→ **INFORMATION**:
================
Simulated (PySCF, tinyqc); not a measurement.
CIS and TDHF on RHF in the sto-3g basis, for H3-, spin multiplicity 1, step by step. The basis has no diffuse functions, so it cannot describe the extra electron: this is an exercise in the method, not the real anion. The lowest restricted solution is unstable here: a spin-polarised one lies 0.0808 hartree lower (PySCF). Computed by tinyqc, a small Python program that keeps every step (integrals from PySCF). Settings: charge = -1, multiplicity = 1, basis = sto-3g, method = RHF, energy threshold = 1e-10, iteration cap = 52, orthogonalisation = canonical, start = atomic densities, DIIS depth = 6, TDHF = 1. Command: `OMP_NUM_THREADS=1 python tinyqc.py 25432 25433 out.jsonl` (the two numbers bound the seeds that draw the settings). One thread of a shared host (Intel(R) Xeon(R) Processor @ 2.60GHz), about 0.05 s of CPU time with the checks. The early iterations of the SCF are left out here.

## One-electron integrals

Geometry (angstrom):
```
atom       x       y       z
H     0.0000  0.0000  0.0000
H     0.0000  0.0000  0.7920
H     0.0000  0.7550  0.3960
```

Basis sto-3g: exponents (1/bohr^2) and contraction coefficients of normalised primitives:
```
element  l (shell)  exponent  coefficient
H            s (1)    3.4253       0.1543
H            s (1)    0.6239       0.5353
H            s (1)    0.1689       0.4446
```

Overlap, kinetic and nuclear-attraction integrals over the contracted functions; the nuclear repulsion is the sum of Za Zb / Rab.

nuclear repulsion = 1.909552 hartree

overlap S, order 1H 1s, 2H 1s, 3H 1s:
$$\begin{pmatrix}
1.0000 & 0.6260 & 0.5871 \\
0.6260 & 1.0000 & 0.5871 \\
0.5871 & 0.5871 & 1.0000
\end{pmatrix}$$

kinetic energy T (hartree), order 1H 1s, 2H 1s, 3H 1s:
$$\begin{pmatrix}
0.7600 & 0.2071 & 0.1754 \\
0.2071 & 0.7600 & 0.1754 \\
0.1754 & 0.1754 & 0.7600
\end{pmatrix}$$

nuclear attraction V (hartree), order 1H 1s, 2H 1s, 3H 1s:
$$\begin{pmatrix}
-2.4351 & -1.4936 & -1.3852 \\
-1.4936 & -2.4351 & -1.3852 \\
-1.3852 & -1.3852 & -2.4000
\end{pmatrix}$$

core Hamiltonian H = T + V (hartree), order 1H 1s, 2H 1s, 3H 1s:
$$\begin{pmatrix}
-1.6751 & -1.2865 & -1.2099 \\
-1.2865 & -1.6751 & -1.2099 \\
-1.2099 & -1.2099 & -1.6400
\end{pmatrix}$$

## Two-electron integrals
================

→ **ASSIGNED TASK**: From the entries above, restate word for word the lines from the line containing "Basis sto-3g: exponents" to the line containing "0.2071 & 0.7600 & 0.1754 \\", both ends included, and nothing more.

→ **PROBLEM SOLUTION**:
Basis sto-3g: exponents (1/bohr^2) and contraction coefficients of normalised primitives:
```
element  l (shell)  exponent  coefficient
H            s (1)    3.4253       0.1543
H            s (1)    0.6239       0.5353
H            s (1)    0.1689       0.4446
```

Overlap, kinetic and nuclear-attraction integrals over the contracted functions; the nuclear repulsion is the sum of Za Zb / Rab.

nuclear repulsion = 1.909552 hartree

overlap S, order 1H 1s, 2H 1s, 3H 1s:
$$\begin{pmatrix}
1.0000 & 0.6260 & 0.5871 \\
0.6260 & 1.0000 & 0.5871 \\
0.5871 & 0.5871 & 1.0000
\end{pmatrix}$$

kinetic energy T (hartree), order 1H 1s, 2H 1s, 3H 1s:
$$\begin{pmatrix}
0.7600 & 0.2071 & 0.1754 \\
0.2071 & 0.7600 & 0.1754 \\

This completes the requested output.